◆ ◆ ◆
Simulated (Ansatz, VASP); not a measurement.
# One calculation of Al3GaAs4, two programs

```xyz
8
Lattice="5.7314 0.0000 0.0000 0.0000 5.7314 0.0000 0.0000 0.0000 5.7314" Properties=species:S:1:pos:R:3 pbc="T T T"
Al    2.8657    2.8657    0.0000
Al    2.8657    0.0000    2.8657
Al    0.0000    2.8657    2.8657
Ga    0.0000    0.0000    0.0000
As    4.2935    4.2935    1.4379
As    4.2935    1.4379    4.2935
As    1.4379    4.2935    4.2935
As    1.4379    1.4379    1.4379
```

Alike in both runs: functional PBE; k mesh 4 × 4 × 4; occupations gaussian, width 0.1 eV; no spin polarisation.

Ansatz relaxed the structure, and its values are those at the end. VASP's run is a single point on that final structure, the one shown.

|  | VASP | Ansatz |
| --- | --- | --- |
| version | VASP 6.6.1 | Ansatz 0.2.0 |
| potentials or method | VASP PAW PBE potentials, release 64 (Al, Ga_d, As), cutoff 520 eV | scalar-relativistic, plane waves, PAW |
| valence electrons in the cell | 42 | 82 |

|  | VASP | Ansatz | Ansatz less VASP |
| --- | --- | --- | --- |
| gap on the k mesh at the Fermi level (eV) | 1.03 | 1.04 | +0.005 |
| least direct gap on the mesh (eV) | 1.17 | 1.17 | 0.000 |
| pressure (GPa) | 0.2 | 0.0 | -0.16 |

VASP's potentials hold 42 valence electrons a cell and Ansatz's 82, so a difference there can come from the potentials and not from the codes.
◆ ◆ ◆

▶ WORK ITEM: Line by line, write out the whole listing exactly.

▶ TASK RESULT:
Simulated (Ansatz, VASP); not a measurement.
# One calculation of Al3GaAs4, two programs

```xyz
8
Lattice="5.7314 0.0000 0.0000 0.0000 5.7314 0.0000 0.0000 0.0000 5.7314" Properties=species:S:1:pos:R:3 pbc="T T T"
Al    2.8657    2.8657    0.0000
Al    2.8657    0.0000    2.8657
Al    0.0000    2.8657    2.8657
Ga    0.0000    0.0000    0.0000
As    4.2935    4.2935    1.4379
As    4.2935    1.4379    4.2935
As    1.4379    4.2935    4.2935
As    1.4379    1.4379    1.4379
```

Alike in both runs: functional PBE; k mesh 4 × 4 × 4; occupations gaussian, width 0.1 eV; no spin polarisation.

Ansatz relaxed the structure, and its values are those at the end. VASP's run is a single point on that final structure, the one shown.

|  | VASP | Ansatz |
| --- | --- | --- |
| version | VASP 6.6.1 | Ansatz 0.2.0 |
| potentials or method | VASP PAW PBE potentials, release 64 (Al, Ga_d, As), cutoff 520 eV | scalar-relativistic, plane waves, PAW |
| valence electrons in the cell | 42 | 82 |

|  | VASP | Ansatz | Ansatz less VASP |
| --- | --- | --- | --- |
| gap on the k mesh at the Fermi level (eV) | 1.03 | 1.04 | +0.005 |
| least direct gap on the mesh (eV) | 1.17 | 1.17 | 0.000 |
| pressure (GPa) | 0.2 | 0.0 | -0.16 |

VASP's potentials hold 42 valence electrons a cell and Ansatz's 82, so a difference there can come from the potentials and not from the codes.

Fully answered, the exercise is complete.